TASK ITEM »
Each line from the start of the listing below through the line containing "VASP 6.6.1 |" should be reproduced exactly, with no others.

DATA RECORDS »
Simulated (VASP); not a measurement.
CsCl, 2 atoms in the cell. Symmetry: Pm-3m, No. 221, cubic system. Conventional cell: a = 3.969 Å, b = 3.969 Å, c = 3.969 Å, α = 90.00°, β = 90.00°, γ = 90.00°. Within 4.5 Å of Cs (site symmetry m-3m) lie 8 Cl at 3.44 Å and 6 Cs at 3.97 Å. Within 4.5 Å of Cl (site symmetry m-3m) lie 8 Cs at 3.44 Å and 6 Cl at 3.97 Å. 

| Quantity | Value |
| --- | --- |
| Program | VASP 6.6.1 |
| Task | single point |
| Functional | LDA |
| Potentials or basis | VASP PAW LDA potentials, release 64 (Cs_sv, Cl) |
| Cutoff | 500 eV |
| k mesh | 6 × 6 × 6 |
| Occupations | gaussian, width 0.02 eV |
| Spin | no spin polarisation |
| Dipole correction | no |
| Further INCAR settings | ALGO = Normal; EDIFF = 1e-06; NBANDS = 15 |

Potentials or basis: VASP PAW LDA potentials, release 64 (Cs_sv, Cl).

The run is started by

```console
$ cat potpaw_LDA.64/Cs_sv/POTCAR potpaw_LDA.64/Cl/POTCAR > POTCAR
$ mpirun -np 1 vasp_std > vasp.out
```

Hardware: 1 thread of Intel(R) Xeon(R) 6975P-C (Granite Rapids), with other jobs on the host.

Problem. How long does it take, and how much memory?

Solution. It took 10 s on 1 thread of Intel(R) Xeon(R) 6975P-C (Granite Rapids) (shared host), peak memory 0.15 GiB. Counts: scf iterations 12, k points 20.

REPLY »
Simulated (VASP); not a measurement.
CsCl, 2 atoms in the cell. Symmetry: Pm-3m, No. 221, cubic system. Conventional cell: a = 3.969 Å, b = 3.969 Å, c = 3.969 Å, α = 90.00°, β = 90.00°, γ = 90.00°. Within 4.5 Å of Cs (site symmetry m-3m) lie 8 Cl at 3.44 Å and 6 Cs at 3.97 Å. Within 4.5 Å of Cl (site symmetry m-3m) lie 8 Cs at 3.44 Å and 6 Cl at 3.97 Å. 

| Quantity | Value |
| --- | --- |
| Program | VASP 6.6.1 |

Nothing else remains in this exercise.